- **Assignment**
Once you have read the records, output them exactly.

##### Provided information #####

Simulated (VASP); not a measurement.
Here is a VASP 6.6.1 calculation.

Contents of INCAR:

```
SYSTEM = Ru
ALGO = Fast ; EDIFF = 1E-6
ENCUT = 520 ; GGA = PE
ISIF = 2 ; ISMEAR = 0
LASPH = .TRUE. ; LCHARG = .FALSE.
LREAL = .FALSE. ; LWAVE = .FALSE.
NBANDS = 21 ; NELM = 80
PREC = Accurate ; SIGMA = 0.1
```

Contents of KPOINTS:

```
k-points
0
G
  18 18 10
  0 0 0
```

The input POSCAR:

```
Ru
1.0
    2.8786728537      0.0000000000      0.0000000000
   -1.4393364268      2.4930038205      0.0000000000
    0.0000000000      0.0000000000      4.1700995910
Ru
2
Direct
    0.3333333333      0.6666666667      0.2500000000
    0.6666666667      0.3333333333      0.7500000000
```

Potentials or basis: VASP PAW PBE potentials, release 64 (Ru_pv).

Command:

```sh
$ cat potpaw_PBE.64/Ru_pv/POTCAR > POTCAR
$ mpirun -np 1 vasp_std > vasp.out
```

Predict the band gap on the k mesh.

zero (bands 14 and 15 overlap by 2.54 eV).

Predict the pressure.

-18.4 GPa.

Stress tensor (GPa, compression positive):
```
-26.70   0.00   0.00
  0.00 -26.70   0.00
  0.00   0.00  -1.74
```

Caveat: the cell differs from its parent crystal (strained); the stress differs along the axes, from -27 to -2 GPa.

#####

- **Response box**
Simulated (VASP); not a measurement.
Here is a VASP 6.6.1 calculation.

Contents of INCAR:

```
SYSTEM = Ru
ALGO = Fast ; EDIFF = 1E-6
ENCUT = 520 ; GGA = PE
ISIF = 2 ; ISMEAR = 0
LASPH = .TRUE. ; LCHARG = .FALSE.
LREAL = .FALSE. ; LWAVE = .FALSE.
NBANDS = 21 ; NELM = 80
PREC = Accurate ; SIGMA = 0.1
```

Contents of KPOINTS:

```
k-points
0
G
  18 18 10
  0 0 0
```

The input POSCAR:

```
Ru
1.0
    2.8786728537      0.0000000000      0.0000000000
   -1.4393364268      2.4930038205      0.0000000000
    0.0000000000      0.0000000000      4.1700995910
Ru
2
Direct
    0.3333333333      0.6666666667      0.2500000000
    0.6666666667      0.3333333333      0.7500000000
```

Potentials or basis: VASP PAW PBE potentials, release 64 (Ru_pv).

Command:

```sh
$ cat potpaw_PBE.64/Ru_pv/POTCAR > POTCAR
$ mpirun -np 1 vasp_std > vasp.out
```

Predict the band gap on the k mesh.

zero (bands 14 and 15 overlap by 2.54 eV).

Predict the pressure.

-18.4 GPa.

Stress tensor (GPa, compression positive):
```
-26.70   0.00   0.00
  0.00 -26.70   0.00
  0.00   0.00  -1.74
```

Caveat: the cell differs from its parent crystal (strained); the stress differs along the axes, from -27 to -2 GPa.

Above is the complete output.